WORK REQUEST: Every line in the data below from the one containing "First and last" down to the one containing "### What do", both included, must be retyped exactly; no other line is to appear.

= = = = = = =
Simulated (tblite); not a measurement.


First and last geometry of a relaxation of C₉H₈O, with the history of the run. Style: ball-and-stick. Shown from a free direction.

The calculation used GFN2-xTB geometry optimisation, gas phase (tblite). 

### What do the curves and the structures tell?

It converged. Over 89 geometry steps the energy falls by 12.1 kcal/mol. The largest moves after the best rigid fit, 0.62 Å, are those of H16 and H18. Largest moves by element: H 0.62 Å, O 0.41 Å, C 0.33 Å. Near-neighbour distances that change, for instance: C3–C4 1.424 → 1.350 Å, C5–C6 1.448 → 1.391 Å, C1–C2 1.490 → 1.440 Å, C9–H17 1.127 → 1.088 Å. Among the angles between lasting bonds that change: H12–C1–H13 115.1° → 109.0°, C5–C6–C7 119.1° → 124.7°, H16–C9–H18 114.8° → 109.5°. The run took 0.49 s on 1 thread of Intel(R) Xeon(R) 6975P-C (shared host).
= = = = = = =

ANSWER AREA:
First and last geometry of a relaxation of C₉H₈O, with the history of the run. Style: ball-and-stick. Shown from a free direction.

The calculation used GFN2-xTB geometry optimisation, gas phase (tblite). 

### What do the curves and the structures tell?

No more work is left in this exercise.